EXERCISE DATA START

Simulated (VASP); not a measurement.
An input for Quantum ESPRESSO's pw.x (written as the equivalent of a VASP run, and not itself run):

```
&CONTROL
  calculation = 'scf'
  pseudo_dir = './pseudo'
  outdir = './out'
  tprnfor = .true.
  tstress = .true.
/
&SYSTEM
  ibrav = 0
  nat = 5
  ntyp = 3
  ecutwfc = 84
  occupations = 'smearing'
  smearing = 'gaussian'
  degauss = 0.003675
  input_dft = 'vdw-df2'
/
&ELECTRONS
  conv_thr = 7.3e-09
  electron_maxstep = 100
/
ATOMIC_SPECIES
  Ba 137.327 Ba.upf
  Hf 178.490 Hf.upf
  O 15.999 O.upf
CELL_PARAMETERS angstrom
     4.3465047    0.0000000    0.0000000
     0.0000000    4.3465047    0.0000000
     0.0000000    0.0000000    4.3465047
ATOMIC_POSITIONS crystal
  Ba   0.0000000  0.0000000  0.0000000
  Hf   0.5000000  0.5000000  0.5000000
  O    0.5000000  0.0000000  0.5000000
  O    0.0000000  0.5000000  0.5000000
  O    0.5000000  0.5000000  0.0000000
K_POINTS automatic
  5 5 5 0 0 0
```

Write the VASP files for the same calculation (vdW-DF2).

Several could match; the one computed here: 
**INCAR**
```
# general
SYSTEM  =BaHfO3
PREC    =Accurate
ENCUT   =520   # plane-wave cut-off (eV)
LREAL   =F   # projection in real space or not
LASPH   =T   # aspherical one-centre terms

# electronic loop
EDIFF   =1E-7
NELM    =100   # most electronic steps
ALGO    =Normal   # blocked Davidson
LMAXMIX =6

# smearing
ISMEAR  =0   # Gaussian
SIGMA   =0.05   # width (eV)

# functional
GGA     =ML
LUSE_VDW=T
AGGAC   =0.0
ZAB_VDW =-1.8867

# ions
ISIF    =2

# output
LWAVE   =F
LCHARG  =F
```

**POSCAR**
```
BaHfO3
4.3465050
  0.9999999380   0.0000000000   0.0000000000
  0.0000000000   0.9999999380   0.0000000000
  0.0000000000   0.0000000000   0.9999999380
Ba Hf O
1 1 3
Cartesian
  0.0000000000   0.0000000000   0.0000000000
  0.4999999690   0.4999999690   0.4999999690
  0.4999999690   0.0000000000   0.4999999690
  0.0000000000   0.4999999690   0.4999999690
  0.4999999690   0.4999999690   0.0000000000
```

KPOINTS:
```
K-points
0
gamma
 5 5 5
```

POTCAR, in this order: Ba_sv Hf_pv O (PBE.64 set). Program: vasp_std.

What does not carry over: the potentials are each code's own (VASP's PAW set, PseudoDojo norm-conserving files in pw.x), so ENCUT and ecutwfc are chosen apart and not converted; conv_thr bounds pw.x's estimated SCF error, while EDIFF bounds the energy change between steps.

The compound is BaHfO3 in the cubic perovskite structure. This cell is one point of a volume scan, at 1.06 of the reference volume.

EXERCISE DATA END

- REQUIRED ACTION:
Since only part of the listing is wanted, copy exactly the lines from the one holding "POTCAR, in this" to the one holding "What does not", both included.

- TASK OUTPUT:
POTCAR, in this order: Ba_sv Hf_pv O (PBE.64 set). Program: vasp_std.

What does not carry over: the potentials are each code's own (VASP's PAW set, PseudoDojo norm-conserving files in pw.x), so ENCUT and ecutwfc are chosen apart and not converted; conv_thr bounds pw.x's estimated SCF error, while EDIFF bounds the energy change between steps.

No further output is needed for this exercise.